• _Dataset extract_
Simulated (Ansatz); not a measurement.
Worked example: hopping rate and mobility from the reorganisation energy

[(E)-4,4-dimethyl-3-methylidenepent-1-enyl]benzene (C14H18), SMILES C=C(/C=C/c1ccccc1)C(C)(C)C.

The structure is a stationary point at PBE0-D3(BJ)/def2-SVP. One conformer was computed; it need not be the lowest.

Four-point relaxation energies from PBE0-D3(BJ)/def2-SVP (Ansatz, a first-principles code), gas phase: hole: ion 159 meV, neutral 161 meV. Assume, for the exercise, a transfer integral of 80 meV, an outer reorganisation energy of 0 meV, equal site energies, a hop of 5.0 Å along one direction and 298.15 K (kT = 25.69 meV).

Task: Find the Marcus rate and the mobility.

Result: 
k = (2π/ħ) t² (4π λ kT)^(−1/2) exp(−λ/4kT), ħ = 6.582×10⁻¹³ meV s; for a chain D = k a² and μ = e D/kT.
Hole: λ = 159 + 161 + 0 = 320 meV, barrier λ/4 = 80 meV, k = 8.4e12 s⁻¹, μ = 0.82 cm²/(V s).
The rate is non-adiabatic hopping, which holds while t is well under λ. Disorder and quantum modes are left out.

• _Task item_
Only the lines above from the line containing "Task: Find the Marcus rate and the mobility." through the line containing "Hole: λ = 159" should be retyped, exactly and with both ends included.

• _Problem solution_
Task: Find the Marcus rate and the mobility.

Result: 
k = (2π/ħ) t² (4π λ kT)^(−1/2) exp(−λ/4kT), ħ = 6.582×10⁻¹³ meV s; for a chain D = k a² and μ = e D/kT.
Hole: λ = 159 + 161 + 0 = 320 meV, barrier λ/4 = 80 meV, k = 8.4e12 s⁻¹, μ = 0.82 cm²/(V s).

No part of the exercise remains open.